-- Work instruction --
When you print the records, keep every line identical to the original.

-- Records shown --
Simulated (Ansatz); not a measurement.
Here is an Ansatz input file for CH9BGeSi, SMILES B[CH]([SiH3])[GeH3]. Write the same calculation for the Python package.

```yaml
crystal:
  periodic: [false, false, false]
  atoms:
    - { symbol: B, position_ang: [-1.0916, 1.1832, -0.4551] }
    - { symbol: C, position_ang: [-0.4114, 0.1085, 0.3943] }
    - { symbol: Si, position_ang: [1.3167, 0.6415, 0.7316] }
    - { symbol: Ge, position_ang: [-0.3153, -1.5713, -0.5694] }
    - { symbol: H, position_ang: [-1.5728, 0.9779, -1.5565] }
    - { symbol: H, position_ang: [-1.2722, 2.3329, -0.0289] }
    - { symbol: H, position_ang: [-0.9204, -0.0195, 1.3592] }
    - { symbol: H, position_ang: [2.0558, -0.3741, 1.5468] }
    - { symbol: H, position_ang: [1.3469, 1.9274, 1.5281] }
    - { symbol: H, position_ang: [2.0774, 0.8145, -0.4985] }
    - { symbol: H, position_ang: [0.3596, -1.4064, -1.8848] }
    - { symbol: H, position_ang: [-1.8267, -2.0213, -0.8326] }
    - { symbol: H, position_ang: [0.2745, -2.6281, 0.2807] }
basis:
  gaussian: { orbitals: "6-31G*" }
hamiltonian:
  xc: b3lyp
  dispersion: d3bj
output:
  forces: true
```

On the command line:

-- Task output --
Simulated (Ansatz); not a measurement.
Here is an Ansatz input file for CH9BGeSi, SMILES B[CH]([SiH3])[GeH3]. Write the same calculation for the Python package.

```yaml
crystal:
  periodic: [false, false, false]
  atoms:
    - { symbol: B, position_ang: [-1.0916, 1.1832, -0.4551] }
    - { symbol: C, position_ang: [-0.4114, 0.1085, 0.3943] }
    - { symbol: Si, position_ang: [1.3167, 0.6415, 0.7316] }
    - { symbol: Ge, position_ang: [-0.3153, -1.5713, -0.5694] }
    - { symbol: H, position_ang: [-1.5728, 0.9779, -1.5565] }
    - { symbol: H, position_ang: [-1.2722, 2.3329, -0.0289] }
    - { symbol: H, position_ang: [-0.9204, -0.0195, 1.3592] }
    - { symbol: H, position_ang: [2.0558, -0.3741, 1.5468] }
    - { symbol: H, position_ang: [1.3469, 1.9274, 1.5281] }
    - { symbol: H, position_ang: [2.0774, 0.8145, -0.4985] }
    - { symbol: H, position_ang: [0.3596, -1.4064, -1.8848] }
    - { symbol: H, position_ang: [-1.8267, -2.0213, -0.8326] }
    - { symbol: H, position_ang: [0.2745, -2.6281, 0.2807] }
basis:
  gaussian: { orbitals: "6-31G*" }
hamiltonian:
  xc: b3lyp
  dispersion: d3bj
output:
  forces: true
```

On the command line:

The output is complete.